RECORD EXCERPTS section start
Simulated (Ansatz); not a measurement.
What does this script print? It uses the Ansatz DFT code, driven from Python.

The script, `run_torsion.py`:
RECORD EXCERPTS section end

WORK REQUEST: Each line of the material must be copied exactly.

RESPONSE AREA:
Simulated (Ansatz); not a measurement.
What does this script print? It uses the Ansatz DFT code, driven from Python.

The script, `run_torsion.py`:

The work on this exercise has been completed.